• **Supplied data**:
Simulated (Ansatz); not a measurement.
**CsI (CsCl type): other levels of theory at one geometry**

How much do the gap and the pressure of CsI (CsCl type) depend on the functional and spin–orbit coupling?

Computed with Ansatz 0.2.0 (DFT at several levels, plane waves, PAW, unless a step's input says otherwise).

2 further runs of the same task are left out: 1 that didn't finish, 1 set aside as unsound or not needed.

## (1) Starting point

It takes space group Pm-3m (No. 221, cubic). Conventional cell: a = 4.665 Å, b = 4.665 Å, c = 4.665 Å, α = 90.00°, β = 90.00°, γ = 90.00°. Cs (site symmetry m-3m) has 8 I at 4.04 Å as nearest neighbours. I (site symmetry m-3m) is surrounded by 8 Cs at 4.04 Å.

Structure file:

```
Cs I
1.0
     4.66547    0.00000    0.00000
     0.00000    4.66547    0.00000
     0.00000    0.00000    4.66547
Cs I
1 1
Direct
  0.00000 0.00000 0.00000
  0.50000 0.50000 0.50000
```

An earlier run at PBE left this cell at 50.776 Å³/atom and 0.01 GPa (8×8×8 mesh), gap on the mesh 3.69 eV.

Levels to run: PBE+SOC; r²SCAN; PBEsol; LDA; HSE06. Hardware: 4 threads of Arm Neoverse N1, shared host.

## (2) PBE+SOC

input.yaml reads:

• **Requirement**:
The answer must restate all of the entries exactly.

• **Written answer**:
Simulated (Ansatz); not a measurement.
**CsI (CsCl type): other levels of theory at one geometry**

How much do the gap and the pressure of CsI (CsCl type) depend on the functional and spin–orbit coupling?

Computed with Ansatz 0.2.0 (DFT at several levels, plane waves, PAW, unless a step's input says otherwise).

2 further runs of the same task are left out: 1 that didn't finish, 1 set aside as unsound or not needed.

## (1) Starting point

It takes space group Pm-3m (No. 221, cubic). Conventional cell: a = 4.665 Å, b = 4.665 Å, c = 4.665 Å, α = 90.00°, β = 90.00°, γ = 90.00°. Cs (site symmetry m-3m) has 8 I at 4.04 Å as nearest neighbours. I (site symmetry m-3m) is surrounded by 8 Cs at 4.04 Å.

Structure file:

```
Cs I
1.0
     4.66547    0.00000    0.00000
     0.00000    4.66547    0.00000
     0.00000    0.00000    4.66547
Cs I
1 1
Direct
  0.00000 0.00000 0.00000
  0.50000 0.50000 0.50000
```

An earlier run at PBE left this cell at 50.776 Å³/atom and 0.01 GPa (8×8×8 mesh), gap on the mesh 3.69 eV.

Levels to run: PBE+SOC; r²SCAN; PBEsol; LDA; HSE06. Hardware: 4 threads of Arm Neoverse N1, shared host.

## (2) PBE+SOC

input.yaml reads:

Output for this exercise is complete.